SUPPLIED MATERIAL Block Start
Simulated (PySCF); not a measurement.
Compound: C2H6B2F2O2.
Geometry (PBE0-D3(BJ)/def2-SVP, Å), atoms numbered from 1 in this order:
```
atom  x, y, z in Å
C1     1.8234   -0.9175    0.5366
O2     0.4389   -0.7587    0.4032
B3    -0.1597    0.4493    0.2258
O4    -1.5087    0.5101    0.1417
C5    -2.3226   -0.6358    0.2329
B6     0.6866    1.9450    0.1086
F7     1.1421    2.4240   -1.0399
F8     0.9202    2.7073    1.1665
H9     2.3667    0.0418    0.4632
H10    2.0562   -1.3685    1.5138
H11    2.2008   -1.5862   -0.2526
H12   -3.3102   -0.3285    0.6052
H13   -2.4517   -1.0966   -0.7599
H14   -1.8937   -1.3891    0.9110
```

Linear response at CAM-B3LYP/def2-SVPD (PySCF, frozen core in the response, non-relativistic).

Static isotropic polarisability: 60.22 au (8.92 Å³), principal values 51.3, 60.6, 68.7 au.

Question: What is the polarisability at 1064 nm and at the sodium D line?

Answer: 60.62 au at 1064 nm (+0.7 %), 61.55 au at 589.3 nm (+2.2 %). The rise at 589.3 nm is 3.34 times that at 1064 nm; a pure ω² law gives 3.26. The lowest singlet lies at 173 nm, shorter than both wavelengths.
SUPPLIED MATERIAL Block End

WORK INSTRUCTION
What is needed is every line from the beginning of the data up to and including the line with "Linear response at", given again word for word.

EXERCISE OUTPUT
Simulated (PySCF); not a measurement.
Compound: C2H6B2F2O2.
Geometry (PBE0-D3(BJ)/def2-SVP, Å), atoms numbered from 1 in this order:
```
atom  x, y, z in Å
C1     1.8234   -0.9175    0.5366
O2     0.4389   -0.7587    0.4032
B3    -0.1597    0.4493    0.2258
O4    -1.5087    0.5101    0.1417
C5    -2.3226   -0.6358    0.2329
B6     0.6866    1.9450    0.1086
F7     1.1421    2.4240   -1.0399
F8     0.9202    2.7073    1.1665
H9     2.3667    0.0418    0.4632
H10    2.0562   -1.3685    1.5138
H11    2.2008   -1.5862   -0.2526
H12   -3.3102   -0.3285    0.6052
H13   -2.4517   -1.0966   -0.7599
H14   -1.8937   -1.3891    0.9110
```

Linear response at CAM-B3LYP/def2-SVPD (PySCF, frozen core in the response, non-relativistic).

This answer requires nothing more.